# Data provided:
== Segment start ==

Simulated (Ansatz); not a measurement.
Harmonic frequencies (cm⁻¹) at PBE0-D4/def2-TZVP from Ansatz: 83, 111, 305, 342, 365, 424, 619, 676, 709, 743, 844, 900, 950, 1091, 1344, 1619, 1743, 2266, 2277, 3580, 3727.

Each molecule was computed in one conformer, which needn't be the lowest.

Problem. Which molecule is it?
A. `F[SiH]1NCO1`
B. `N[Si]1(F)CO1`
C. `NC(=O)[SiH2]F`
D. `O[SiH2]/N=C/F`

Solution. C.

== Segment end ==

# Activity:
From the records above, extract every entry exactly as given.

# Written answer:
Simulated (Ansatz); not a measurement.
Harmonic frequencies (cm⁻¹) at PBE0-D4/def2-TZVP from Ansatz: 83, 111, 305, 342, 365, 424, 619, 676, 709, 743, 844, 900, 950, 1091, 1344, 1619, 1743, 2266, 2277, 3580, 3727.

Each molecule was computed in one conformer, which needn't be the lowest.

Problem. Which molecule is it?
A. `F[SiH]1NCO1`
B. `N[Si]1(F)CO1`
C. `NC(=O)[SiH2]F`
D. `O[SiH2]/N=C/F`

Solution. C.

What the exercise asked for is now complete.